————————
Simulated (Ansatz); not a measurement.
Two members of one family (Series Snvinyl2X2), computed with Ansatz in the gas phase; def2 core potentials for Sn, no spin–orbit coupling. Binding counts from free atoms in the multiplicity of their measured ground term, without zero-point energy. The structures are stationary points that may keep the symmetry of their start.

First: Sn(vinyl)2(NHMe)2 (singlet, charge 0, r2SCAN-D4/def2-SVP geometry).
————————

**Task item:** Write the material out once more, exactly.

**Task output:**
Simulated (Ansatz); not a measurement.
Two members of one family (Series Snvinyl2X2), computed with Ansatz in the gas phase; def2 core potentials for Sn, no spin–orbit coupling. Binding counts from free atoms in the multiplicity of their measured ground term, without zero-point energy. The structures are stationary points that may keep the symmetry of their start.

First: Sn(vinyl)2(NHMe)2 (singlet, charge 0, r2SCAN-D4/def2-SVP geometry).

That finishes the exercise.